────────────────────────────────────────

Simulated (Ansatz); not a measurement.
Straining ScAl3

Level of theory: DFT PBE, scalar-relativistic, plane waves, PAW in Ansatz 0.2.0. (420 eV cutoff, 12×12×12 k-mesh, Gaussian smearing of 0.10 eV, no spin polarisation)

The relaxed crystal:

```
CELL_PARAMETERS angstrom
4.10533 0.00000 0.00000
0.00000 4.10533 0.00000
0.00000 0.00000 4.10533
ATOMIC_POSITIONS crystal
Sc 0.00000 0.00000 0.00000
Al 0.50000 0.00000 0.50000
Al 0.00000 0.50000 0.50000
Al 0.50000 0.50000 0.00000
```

────────────────────────────────────────

> **Task item**:
Restate the material exactly as given.

> **Answer section**:
Simulated (Ansatz); not a measurement.
Straining ScAl3

Level of theory: DFT PBE, scalar-relativistic, plane waves, PAW in Ansatz 0.2.0. (420 eV cutoff, 12×12×12 k-mesh, Gaussian smearing of 0.10 eV, no spin polarisation)

The relaxed crystal:

```
CELL_PARAMETERS angstrom
4.10533 0.00000 0.00000
0.00000 4.10533 0.00000
0.00000 0.00000 4.10533
ATOMIC_POSITIONS crystal
Sc 0.00000 0.00000 0.00000
Al 0.50000 0.00000 0.50000
Al 0.00000 0.50000 0.50000
Al 0.50000 0.50000 0.00000
```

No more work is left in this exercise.